RECORD EXTRACTS Start Marker

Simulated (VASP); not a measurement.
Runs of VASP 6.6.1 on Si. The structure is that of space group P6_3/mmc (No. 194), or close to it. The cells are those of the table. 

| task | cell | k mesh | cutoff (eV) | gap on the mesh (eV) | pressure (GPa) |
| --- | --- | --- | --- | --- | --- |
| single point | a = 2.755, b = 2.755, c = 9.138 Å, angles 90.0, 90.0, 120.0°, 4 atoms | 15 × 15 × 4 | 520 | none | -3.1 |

RECORD EXTRACTS End Marker

Copy the entries exactly, leaving no line out.

Simulated (VASP); not a measurement.
Runs of VASP 6.6.1 on Si. The structure is that of space group P6_3/mmc (No. 194), or close to it. The cells are those of the table. 

| task | cell | k mesh | cutoff (eV) | gap on the mesh (eV) | pressure (GPa) |
| --- | --- | --- | --- | --- | --- |
| single point | a = 2.755, b = 2.755, c = 9.138 Å, angles 90.0, 90.0, 120.0°, 4 atoms | 15 × 15 × 4 | 520 | none | -3.1 |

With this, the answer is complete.